Return the lines below exactly, from the first one through the line that has "Potentials or basis: VASP". Leave out everything after it.

DATASET ENTRIES:

——————————

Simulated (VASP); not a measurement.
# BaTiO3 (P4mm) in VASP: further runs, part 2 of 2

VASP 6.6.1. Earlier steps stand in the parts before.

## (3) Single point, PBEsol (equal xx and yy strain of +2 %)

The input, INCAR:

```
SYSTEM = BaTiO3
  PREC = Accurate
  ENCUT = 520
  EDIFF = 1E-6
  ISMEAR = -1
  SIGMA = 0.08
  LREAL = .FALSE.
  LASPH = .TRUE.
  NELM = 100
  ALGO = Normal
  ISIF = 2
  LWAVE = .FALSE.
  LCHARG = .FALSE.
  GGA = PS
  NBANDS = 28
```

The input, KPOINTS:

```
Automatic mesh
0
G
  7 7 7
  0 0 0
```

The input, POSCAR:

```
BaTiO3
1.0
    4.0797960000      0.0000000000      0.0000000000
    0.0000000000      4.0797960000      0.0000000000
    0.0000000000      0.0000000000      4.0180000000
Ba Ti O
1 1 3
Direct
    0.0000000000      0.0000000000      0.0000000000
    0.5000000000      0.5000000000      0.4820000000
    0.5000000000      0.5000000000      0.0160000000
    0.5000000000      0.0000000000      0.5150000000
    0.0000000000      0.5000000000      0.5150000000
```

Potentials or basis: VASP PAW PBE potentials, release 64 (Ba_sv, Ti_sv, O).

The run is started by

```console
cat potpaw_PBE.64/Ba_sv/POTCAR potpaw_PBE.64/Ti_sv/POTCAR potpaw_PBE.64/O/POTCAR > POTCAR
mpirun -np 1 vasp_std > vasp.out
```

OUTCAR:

——————————

ANSWER SECTION:
Simulated (VASP); not a measurement.
# BaTiO3 (P4mm) in VASP: further runs, part 2 of 2

VASP 6.6.1. Earlier steps stand in the parts before.

## (3) Single point, PBEsol (equal xx and yy strain of +2 %)

The input, INCAR:

```
SYSTEM = BaTiO3
  PREC = Accurate
  ENCUT = 520
  EDIFF = 1E-6
  ISMEAR = -1
  SIGMA = 0.08
  LREAL = .FALSE.
  LASPH = .TRUE.
  NELM = 100
  ALGO = Normal
  ISIF = 2
  LWAVE = .FALSE.
  LCHARG = .FALSE.
  GGA = PS
  NBANDS = 28
```

The input, KPOINTS:

```
Automatic mesh
0
G
  7 7 7
  0 0 0
```

The input, POSCAR:

```
BaTiO3
1.0
    4.0797960000      0.0000000000      0.0000000000
    0.0000000000      4.0797960000      0.0000000000
    0.0000000000      0.0000000000      4.0180000000
Ba Ti O
1 1 3
Direct
    0.0000000000      0.0000000000      0.0000000000
    0.5000000000      0.5000000000      0.4820000000
    0.5000000000      0.5000000000      0.0160000000
    0.5000000000      0.0000000000      0.5150000000
    0.0000000000      0.5000000000      0.5150000000
```

Potentials or basis: VASP PAW PBE potentials, release 64 (Ba_sv, Ti_sv, O).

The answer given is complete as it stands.